[Activity]: Retype the listing exactly, so that the copy matches it line for line.

++++ Provided information ++++
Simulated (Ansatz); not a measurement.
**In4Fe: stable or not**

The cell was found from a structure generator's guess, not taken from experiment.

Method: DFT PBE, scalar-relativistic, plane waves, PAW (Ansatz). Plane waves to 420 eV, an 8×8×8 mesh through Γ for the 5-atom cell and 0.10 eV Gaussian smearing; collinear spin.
++++

[Response box]:
Simulated (Ansatz); not a measurement.
**In4Fe: stable or not**

The cell was found from a structure generator's guess, not taken from experiment.

Method: DFT PBE, scalar-relativistic, plane waves, PAW (Ansatz). Plane waves to 420 eV, an 8×8×8 mesh through Γ for the 5-atom cell and 0.10 eV Gaussian smearing; collinear spin.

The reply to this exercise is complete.